▬▬▬▬▬▬
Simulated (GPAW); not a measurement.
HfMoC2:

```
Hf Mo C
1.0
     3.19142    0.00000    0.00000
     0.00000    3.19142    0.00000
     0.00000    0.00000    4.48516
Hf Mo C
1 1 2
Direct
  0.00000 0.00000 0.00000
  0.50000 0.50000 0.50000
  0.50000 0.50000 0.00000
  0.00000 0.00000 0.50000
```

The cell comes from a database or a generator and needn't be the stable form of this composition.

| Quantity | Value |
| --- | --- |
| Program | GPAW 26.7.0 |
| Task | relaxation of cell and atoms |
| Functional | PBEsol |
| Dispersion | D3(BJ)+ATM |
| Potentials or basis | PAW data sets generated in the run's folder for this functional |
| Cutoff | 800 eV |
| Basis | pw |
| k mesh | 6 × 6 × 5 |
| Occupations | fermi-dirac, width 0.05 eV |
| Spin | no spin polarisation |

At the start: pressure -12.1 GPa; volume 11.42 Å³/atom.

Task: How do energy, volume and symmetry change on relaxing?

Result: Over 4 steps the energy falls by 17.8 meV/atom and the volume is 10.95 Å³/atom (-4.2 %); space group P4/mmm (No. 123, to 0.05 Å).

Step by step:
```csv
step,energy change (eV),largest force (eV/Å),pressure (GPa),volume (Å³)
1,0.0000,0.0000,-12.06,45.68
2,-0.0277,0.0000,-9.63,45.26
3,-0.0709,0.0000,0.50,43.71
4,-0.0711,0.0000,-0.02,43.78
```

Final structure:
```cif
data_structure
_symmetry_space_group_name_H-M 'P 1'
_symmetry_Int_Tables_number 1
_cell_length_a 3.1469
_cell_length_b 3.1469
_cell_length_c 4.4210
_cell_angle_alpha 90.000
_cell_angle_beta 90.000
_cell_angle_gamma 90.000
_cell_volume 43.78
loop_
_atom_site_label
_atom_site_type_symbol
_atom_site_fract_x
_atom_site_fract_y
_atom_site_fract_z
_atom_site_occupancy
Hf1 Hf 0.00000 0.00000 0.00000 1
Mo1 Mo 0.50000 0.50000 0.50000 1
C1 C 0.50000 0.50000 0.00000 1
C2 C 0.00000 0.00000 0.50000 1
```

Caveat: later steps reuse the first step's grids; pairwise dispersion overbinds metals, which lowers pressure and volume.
▬▬▬▬▬▬

- [Brief]: Copy nothing beyond the line containing "spin polarisation |". Transcribe exactly from the first line of the entries down to that line, inclusive.

- [Exercise response]:
Simulated (GPAW); not a measurement.
HfMoC2:

```
Hf Mo C
1.0
     3.19142    0.00000    0.00000
     0.00000    3.19142    0.00000
     0.00000    0.00000    4.48516
Hf Mo C
1 1 2
Direct
  0.00000 0.00000 0.00000
  0.50000 0.50000 0.50000
  0.50000 0.50000 0.00000
  0.00000 0.00000 0.50000
```

The cell comes from a database or a generator and needn't be the stable form of this composition.

| Quantity | Value |
| --- | --- |
| Program | GPAW 26.7.0 |
| Task | relaxation of cell and atoms |
| Functional | PBEsol |
| Dispersion | D3(BJ)+ATM |
| Potentials or basis | PAW data sets generated in the run's folder for this functional |
| Cutoff | 800 eV |
| Basis | pw |
| k mesh | 6 × 6 × 5 |
| Occupations | fermi-dirac, width 0.05 eV |
| Spin | no spin polarisation |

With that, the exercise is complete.